### SUPPLIED DATA
↓

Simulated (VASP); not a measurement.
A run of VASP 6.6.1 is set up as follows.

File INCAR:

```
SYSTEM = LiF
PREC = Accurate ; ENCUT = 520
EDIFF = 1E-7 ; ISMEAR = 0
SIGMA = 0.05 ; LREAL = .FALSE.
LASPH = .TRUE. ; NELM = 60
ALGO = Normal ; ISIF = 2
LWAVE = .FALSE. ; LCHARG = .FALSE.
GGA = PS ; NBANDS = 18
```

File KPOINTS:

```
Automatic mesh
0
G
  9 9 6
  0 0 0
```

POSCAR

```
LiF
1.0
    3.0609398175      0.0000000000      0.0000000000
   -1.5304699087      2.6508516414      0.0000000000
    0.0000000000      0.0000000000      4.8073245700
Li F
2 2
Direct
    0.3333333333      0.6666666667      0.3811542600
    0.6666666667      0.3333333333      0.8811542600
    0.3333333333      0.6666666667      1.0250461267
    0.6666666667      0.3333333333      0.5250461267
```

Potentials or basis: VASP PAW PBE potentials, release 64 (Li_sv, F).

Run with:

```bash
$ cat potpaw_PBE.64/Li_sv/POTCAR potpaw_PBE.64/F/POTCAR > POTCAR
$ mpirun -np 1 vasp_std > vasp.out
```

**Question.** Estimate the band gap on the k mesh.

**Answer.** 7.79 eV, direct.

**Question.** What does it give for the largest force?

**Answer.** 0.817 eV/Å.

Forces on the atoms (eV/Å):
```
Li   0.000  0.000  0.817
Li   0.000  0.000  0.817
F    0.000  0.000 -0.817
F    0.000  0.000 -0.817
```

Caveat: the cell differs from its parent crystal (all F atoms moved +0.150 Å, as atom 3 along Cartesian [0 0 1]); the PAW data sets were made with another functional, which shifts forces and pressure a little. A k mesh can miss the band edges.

↑

Please return every line from the first one in the records above down to the line containing "7.79 eV, direct.", including both, exactly as written and nothing more.

### EXERCISE SOLUTION
Simulated (VASP); not a measurement.
A run of VASP 6.6.1 is set up as follows.

File INCAR:

```
SYSTEM = LiF
PREC = Accurate ; ENCUT = 520
EDIFF = 1E-7 ; ISMEAR = 0
SIGMA = 0.05 ; LREAL = .FALSE.
LASPH = .TRUE. ; NELM = 60
ALGO = Normal ; ISIF = 2
LWAVE = .FALSE. ; LCHARG = .FALSE.
GGA = PS ; NBANDS = 18
```

File KPOINTS:

```
Automatic mesh
0
G
  9 9 6
  0 0 0
```

POSCAR

```
LiF
1.0
    3.0609398175      0.0000000000      0.0000000000
   -1.5304699087      2.6508516414      0.0000000000
    0.0000000000      0.0000000000      4.8073245700
Li F
2 2
Direct
    0.3333333333      0.6666666667      0.3811542600
    0.6666666667      0.3333333333      0.8811542600
    0.3333333333      0.6666666667      1.0250461267
    0.6666666667      0.3333333333      0.5250461267
```

Potentials or basis: VASP PAW PBE potentials, release 64 (Li_sv, F).

Run with:

```bash
$ cat potpaw_PBE.64/Li_sv/POTCAR potpaw_PBE.64/F/POTCAR > POTCAR
$ mpirun -np 1 vasp_std > vasp.out
```

**Question.** Estimate the band gap on the k mesh.

**Answer.** 7.79 eV, direct.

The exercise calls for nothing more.